Work instruction:
Repeat exactly, please, the lines that begin at the start of the listing and end at the line holding "Task: What does it give for the band".

Study material:
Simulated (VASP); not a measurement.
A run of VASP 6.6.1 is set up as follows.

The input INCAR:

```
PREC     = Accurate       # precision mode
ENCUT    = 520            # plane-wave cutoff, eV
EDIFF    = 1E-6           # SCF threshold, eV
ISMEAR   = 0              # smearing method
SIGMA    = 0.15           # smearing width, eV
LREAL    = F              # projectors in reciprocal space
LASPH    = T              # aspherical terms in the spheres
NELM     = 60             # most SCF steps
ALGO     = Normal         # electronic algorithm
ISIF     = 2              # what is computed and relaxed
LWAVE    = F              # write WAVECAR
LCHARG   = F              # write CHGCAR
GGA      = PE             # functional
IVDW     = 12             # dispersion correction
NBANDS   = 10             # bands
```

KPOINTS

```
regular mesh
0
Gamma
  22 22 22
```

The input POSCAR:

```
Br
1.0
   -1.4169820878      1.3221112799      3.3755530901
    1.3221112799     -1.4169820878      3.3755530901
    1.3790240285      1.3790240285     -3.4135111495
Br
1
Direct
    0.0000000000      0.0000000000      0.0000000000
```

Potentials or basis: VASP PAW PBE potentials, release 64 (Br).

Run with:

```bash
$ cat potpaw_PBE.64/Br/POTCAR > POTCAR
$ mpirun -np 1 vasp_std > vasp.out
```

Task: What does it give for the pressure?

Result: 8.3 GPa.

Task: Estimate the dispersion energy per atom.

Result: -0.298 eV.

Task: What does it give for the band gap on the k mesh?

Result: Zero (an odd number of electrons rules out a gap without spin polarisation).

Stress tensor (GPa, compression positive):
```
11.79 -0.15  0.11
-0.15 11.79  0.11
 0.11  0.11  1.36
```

Problem solution:
Simulated (VASP); not a measurement.
A run of VASP 6.6.1 is set up as follows.

The input INCAR:

```
PREC     = Accurate       # precision mode
ENCUT    = 520            # plane-wave cutoff, eV
EDIFF    = 1E-6           # SCF threshold, eV
ISMEAR   = 0              # smearing method
SIGMA    = 0.15           # smearing width, eV
LREAL    = F              # projectors in reciprocal space
LASPH    = T              # aspherical terms in the spheres
NELM     = 60             # most SCF steps
ALGO     = Normal         # electronic algorithm
ISIF     = 2              # what is computed and relaxed
LWAVE    = F              # write WAVECAR
LCHARG   = F              # write CHGCAR
GGA      = PE             # functional
IVDW     = 12             # dispersion correction
NBANDS   = 10             # bands
```

KPOINTS

```
regular mesh
0
Gamma
  22 22 22
```

The input POSCAR:

```
Br
1.0
   -1.4169820878      1.3221112799      3.3755530901
    1.3221112799     -1.4169820878      3.3755530901
    1.3790240285      1.3790240285     -3.4135111495
Br
1
Direct
    0.0000000000      0.0000000000      0.0000000000
```

Potentials or basis: VASP PAW PBE potentials, release 64 (Br).

Run with:

```bash
$ cat potpaw_PBE.64/Br/POTCAR > POTCAR
$ mpirun -np 1 vasp_std > vasp.out
```

Task: What does it give for the pressure?

Result: 8.3 GPa.

Task: Estimate the dispersion energy per atom.

Result: -0.298 eV.

Task: What does it give for the band gap on the k mesh?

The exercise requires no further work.